§ Exercise
Word for word, restate every record.

§ Data extracts
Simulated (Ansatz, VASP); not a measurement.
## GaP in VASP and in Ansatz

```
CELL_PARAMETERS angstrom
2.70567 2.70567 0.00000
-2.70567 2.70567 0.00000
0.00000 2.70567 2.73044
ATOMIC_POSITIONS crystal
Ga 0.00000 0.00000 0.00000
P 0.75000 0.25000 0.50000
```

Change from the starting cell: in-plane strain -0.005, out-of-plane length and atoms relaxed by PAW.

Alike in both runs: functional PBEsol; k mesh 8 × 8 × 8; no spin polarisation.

§ Written response
Simulated (Ansatz, VASP); not a measurement.
## GaP in VASP and in Ansatz

```
CELL_PARAMETERS angstrom
2.70567 2.70567 0.00000
-2.70567 2.70567 0.00000
0.00000 2.70567 2.73044
ATOMIC_POSITIONS crystal
Ga 0.00000 0.00000 0.00000
P 0.75000 0.25000 0.50000
```

Change from the starting cell: in-plane strain -0.005, out-of-plane length and atoms relaxed by PAW.

Alike in both runs: functional PBEsol; k mesh 8 × 8 × 8; no spin polarisation.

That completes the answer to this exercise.